• **Source data**:
[Start of Attachment]
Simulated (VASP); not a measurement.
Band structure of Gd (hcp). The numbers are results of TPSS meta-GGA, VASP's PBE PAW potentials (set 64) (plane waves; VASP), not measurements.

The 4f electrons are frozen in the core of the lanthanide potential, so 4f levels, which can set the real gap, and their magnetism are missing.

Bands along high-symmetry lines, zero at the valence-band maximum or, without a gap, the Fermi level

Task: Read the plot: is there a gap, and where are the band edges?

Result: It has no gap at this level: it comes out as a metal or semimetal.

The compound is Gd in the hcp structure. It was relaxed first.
[End of Attachment]

• **Task item**:
When the line with "Task: Read the" is reached in the data above, start copying there, and copy each line exactly until the line with "Result: It has" has been copied; copy nothing else.

• **Answer box**:
Task: Read the plot: is there a gap, and where are the band edges?

Result: It has no gap at this level: it comes out as a metal or semimetal.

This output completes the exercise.